Required action -
I need the lines below from the one with "the first run**" down to the one with "Potentials or basis: VASP" reproduced exactly, both ends included, and nothing else.

Excerpted records -
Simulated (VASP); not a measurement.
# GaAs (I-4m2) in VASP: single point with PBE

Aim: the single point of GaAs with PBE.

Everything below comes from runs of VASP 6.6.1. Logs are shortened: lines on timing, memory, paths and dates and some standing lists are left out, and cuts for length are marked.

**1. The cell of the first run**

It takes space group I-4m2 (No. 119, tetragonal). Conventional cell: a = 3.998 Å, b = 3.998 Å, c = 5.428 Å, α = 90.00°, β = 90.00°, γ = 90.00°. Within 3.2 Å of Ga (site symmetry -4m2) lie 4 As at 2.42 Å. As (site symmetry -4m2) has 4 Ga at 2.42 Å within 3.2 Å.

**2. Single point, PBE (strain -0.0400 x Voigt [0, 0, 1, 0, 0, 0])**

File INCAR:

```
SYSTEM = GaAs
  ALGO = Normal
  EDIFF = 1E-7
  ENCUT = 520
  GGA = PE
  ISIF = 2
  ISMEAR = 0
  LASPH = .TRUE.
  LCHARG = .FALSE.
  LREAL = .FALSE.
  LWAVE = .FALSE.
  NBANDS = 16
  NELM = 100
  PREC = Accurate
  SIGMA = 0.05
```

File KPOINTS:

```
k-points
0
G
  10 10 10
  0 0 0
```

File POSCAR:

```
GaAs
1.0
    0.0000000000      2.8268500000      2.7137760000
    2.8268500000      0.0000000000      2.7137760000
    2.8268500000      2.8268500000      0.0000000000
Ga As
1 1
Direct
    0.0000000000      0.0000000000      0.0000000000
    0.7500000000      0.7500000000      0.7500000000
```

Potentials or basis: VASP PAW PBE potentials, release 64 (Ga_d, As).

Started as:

Written response -
**1. The cell of the first run**

It takes space group I-4m2 (No. 119, tetragonal). Conventional cell: a = 3.998 Å, b = 3.998 Å, c = 5.428 Å, α = 90.00°, β = 90.00°, γ = 90.00°. Within 3.2 Å of Ga (site symmetry -4m2) lie 4 As at 2.42 Å. As (site symmetry -4m2) has 4 Ga at 2.42 Å within 3.2 Å.

**2. Single point, PBE (strain -0.0400 x Voigt [0, 0, 1, 0, 0, 0])**

File INCAR:

```
SYSTEM = GaAs
  ALGO = Normal
  EDIFF = 1E-7
  ENCUT = 520
  GGA = PE
  ISIF = 2
  ISMEAR = 0
  LASPH = .TRUE.
  LCHARG = .FALSE.
  LREAL = .FALSE.
  LWAVE = .FALSE.
  NBANDS = 16
  NELM = 100
  PREC = Accurate
  SIGMA = 0.05
```

File KPOINTS:

```
k-points
0
G
  10 10 10
  0 0 0
```

File POSCAR:

```
GaAs
1.0
    0.0000000000      2.8268500000      2.7137760000
    2.8268500000      0.0000000000      2.7137760000
    2.8268500000      2.8268500000      0.0000000000
Ga As
1 1
Direct
    0.0000000000      0.0000000000      0.0000000000
    0.7500000000      0.7500000000      0.7500000000
```

Potentials or basis: VASP PAW PBE potentials, release 64 (Ga_d, As).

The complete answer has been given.